Top of MATERIAL SUPPLIED

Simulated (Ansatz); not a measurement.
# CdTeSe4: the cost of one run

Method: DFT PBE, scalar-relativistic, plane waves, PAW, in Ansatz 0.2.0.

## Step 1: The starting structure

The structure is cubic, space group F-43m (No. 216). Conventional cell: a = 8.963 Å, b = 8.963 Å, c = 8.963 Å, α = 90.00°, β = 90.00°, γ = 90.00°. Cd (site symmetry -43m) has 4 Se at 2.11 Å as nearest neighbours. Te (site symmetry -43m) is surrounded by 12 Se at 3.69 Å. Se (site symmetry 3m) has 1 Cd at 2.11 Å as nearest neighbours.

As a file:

Bottom of MATERIAL SUPPLIED

ACTION ITEM: Set down each entry again, exactly as written.

EXERCISE RESULT:
Simulated (Ansatz); not a measurement.
# CdTeSe4: the cost of one run

Method: DFT PBE, scalar-relativistic, plane waves, PAW, in Ansatz 0.2.0.

## Step 1: The starting structure

The structure is cubic, space group F-43m (No. 216). Conventional cell: a = 8.963 Å, b = 8.963 Å, c = 8.963 Å, α = 90.00°, β = 90.00°, γ = 90.00°. Cd (site symmetry -43m) has 4 Se at 2.11 Å as nearest neighbours. Te (site symmetry -43m) is surrounded by 12 Se at 3.69 Å. Se (site symmetry 3m) has 1 Cd at 2.11 Å as nearest neighbours.

As a file:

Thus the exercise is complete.